WORK REQUEST ::
Your task is to write out exactly the lines of the listing below, from the first down to the line that holds "The symmetry is".

#### THE DATA ####

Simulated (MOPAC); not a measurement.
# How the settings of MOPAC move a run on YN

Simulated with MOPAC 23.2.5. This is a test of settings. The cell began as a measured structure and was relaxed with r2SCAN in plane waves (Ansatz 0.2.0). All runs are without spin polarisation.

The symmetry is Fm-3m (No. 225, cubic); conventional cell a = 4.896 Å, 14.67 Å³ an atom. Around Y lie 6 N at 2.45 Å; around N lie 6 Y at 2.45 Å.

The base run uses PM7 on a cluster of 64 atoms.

####

EXERCISE RESULT ::
Simulated (MOPAC); not a measurement.
# How the settings of MOPAC move a run on YN

Simulated with MOPAC 23.2.5. This is a test of settings. The cell began as a measured structure and was relaxed with r2SCAN in plane waves (Ansatz 0.2.0). All runs are without spin polarisation.

The symmetry is Fm-3m (No. 225, cubic); conventional cell a = 4.896 Å, 14.67 Å³ an atom. Around Y lie 6 N at 2.45 Å; around N lie 6 Y at 2.45 Å.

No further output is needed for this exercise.